* Work task: Repeat the lines of the data exactly, from the first one through the one that contains "Levels: GFN2-xTB (tblite);".

* Stored data:
= = = = = = =
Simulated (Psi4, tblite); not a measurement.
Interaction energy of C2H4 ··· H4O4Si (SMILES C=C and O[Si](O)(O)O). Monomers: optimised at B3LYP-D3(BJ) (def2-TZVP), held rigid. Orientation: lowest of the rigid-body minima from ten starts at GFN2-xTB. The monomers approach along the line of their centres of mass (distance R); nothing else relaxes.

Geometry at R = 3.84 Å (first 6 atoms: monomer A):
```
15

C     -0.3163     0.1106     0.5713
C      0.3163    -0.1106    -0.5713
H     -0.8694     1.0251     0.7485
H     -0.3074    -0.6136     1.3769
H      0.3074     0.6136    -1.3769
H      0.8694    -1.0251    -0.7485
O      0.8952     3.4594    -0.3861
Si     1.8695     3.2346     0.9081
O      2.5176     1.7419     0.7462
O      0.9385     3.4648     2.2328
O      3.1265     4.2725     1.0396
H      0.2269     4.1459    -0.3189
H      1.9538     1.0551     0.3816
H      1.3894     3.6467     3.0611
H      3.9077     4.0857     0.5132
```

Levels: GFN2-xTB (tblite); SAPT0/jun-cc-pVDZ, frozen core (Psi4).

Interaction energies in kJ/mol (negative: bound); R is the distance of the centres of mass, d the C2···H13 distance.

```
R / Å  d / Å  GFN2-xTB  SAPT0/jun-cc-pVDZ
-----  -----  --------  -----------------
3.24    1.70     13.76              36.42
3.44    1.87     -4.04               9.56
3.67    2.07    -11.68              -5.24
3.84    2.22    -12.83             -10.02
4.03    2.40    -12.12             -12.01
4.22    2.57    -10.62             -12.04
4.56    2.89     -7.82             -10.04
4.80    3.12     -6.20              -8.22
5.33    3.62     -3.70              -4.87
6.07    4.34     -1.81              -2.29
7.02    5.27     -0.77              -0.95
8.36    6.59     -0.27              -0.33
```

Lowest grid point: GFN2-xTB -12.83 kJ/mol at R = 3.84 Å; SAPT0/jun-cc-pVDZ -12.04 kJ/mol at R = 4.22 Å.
= = = = = = =

* Task output:
Simulated (Psi4, tblite); not a measurement.
Interaction energy of C2H4 ··· H4O4Si (SMILES C=C and O[Si](O)(O)O). Monomers: optimised at B3LYP-D3(BJ) (def2-TZVP), held rigid. Orientation: lowest of the rigid-body minima from ten starts at GFN2-xTB. The monomers approach along the line of their centres of mass (distance R); nothing else relaxes.

Geometry at R = 3.84 Å (first 6 atoms: monomer A):
```
15

C     -0.3163     0.1106     0.5713
C      0.3163    -0.1106    -0.5713
H     -0.8694     1.0251     0.7485
H     -0.3074    -0.6136     1.3769
H      0.3074     0.6136    -1.3769
H      0.8694    -1.0251    -0.7485
O      0.8952     3.4594    -0.3861
Si     1.8695     3.2346     0.9081
O      2.5176     1.7419     0.7462
O      0.9385     3.4648     2.2328
O      3.1265     4.2725     1.0396
H      0.2269     4.1459    -0.3189
H      1.9538     1.0551     0.3816
H      1.3894     3.6467     3.0611
H      3.9077     4.0857     0.5132
```

Levels: GFN2-xTB (tblite); SAPT0/jun-cc-pVDZ, frozen core (Psi4).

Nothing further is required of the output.